Start of SOURCE MATERIAL
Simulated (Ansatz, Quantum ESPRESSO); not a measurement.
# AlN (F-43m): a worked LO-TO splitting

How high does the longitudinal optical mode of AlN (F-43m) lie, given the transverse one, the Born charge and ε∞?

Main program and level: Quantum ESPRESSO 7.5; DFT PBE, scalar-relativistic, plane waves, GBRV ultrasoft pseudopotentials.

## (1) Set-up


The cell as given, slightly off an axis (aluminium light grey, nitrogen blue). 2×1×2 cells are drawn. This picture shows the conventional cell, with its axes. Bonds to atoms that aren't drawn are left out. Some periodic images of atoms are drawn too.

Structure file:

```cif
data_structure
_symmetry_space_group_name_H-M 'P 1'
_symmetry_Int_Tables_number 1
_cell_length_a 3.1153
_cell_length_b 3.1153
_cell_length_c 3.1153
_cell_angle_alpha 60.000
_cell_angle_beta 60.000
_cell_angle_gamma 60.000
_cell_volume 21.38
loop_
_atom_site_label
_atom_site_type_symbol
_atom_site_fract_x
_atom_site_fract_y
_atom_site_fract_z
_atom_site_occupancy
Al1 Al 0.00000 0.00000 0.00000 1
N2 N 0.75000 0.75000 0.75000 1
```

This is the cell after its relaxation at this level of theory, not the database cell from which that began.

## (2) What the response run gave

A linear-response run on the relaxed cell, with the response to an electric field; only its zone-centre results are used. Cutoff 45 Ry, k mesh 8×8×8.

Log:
End of SOURCE MATERIAL

Return exactly, and only, the lines from the start of the listing through the line with "A linear-response run".

Simulated (Ansatz, Quantum ESPRESSO); not a measurement.
# AlN (F-43m): a worked LO-TO splitting

How high does the longitudinal optical mode of AlN (F-43m) lie, given the transverse one, the Born charge and ε∞?

Main program and level: Quantum ESPRESSO 7.5; DFT PBE, scalar-relativistic, plane waves, GBRV ultrasoft pseudopotentials.

## (1) Set-up


The cell as given, slightly off an axis (aluminium light grey, nitrogen blue). 2×1×2 cells are drawn. This picture shows the conventional cell, with its axes. Bonds to atoms that aren't drawn are left out. Some periodic images of atoms are drawn too.

Structure file:

```cif
data_structure
_symmetry_space_group_name_H-M 'P 1'
_symmetry_Int_Tables_number 1
_cell_length_a 3.1153
_cell_length_b 3.1153
_cell_length_c 3.1153
_cell_angle_alpha 60.000
_cell_angle_beta 60.000
_cell_angle_gamma 60.000
_cell_volume 21.38
loop_
_atom_site_label
_atom_site_type_symbol
_atom_site_fract_x
_atom_site_fract_y
_atom_site_fract_z
_atom_site_occupancy
Al1 Al 0.00000 0.00000 0.00000 1
N2 N 0.75000 0.75000 0.75000 1
```

This is the cell after its relaxation at this level of theory, not the database cell from which that began.

## (2) What the response run gave

A linear-response run on the relaxed cell, with the response to an electric field; only its zone-centre results are used. Cutoff 45 Ry, k mesh 8×8×8.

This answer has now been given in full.